BEGIN
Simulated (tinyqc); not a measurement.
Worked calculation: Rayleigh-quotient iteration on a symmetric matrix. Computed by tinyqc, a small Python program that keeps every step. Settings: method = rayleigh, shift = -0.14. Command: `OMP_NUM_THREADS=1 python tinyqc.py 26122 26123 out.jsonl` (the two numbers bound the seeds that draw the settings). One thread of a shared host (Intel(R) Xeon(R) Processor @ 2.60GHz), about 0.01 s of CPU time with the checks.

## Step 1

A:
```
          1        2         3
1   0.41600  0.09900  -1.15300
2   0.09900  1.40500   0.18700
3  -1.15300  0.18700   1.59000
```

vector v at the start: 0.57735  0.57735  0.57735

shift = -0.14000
END

**WORK REQUEST:** Having read the material, set all of it down again without a single difference.

**WRITTEN SOLUTION:**
Simulated (tinyqc); not a measurement.
Worked calculation: Rayleigh-quotient iteration on a symmetric matrix. Computed by tinyqc, a small Python program that keeps every step. Settings: method = rayleigh, shift = -0.14. Command: `OMP_NUM_THREADS=1 python tinyqc.py 26122 26123 out.jsonl` (the two numbers bound the seeds that draw the settings). One thread of a shared host (Intel(R) Xeon(R) Processor @ 2.60GHz), about 0.01 s of CPU time with the checks.

## Step 1

A:
```
          1        2         3
1   0.41600  0.09900  -1.15300
2   0.09900  1.40500   0.18700
3  -1.15300  0.18700   1.59000
```

vector v at the start: 0.57735  0.57735  0.57735

shift = -0.14000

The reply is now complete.